» Work instruction
Could you please repeat the data below word for word?

▼▼▼

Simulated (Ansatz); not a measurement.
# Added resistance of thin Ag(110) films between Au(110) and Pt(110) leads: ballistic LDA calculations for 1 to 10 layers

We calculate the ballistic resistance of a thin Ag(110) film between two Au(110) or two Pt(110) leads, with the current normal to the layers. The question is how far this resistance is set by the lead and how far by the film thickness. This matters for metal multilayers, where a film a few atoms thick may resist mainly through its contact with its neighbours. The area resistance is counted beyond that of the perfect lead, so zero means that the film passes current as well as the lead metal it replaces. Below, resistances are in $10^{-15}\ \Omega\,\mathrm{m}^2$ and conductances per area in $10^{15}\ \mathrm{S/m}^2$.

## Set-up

▲▲▲

» Solution
Simulated (Ansatz); not a measurement.
# Added resistance of thin Ag(110) films between Au(110) and Pt(110) leads: ballistic LDA calculations for 1 to 10 layers

We calculate the ballistic resistance of a thin Ag(110) film between two Au(110) or two Pt(110) leads, with the current normal to the layers. The question is how far this resistance is set by the lead and how far by the film thickness. This matters for metal multilayers, where a film a few atoms thick may resist mainly through its contact with its neighbours. The area resistance is counted beyond that of the perfect lead, so zero means that the film passes current as well as the lead metal it replaces. Below, resistances are in $10^{-15}\ \Omega\,\mathrm{m}^2$ and conductances per area in $10^{15}\ \mathrm{S/m}^2$.

## Set-up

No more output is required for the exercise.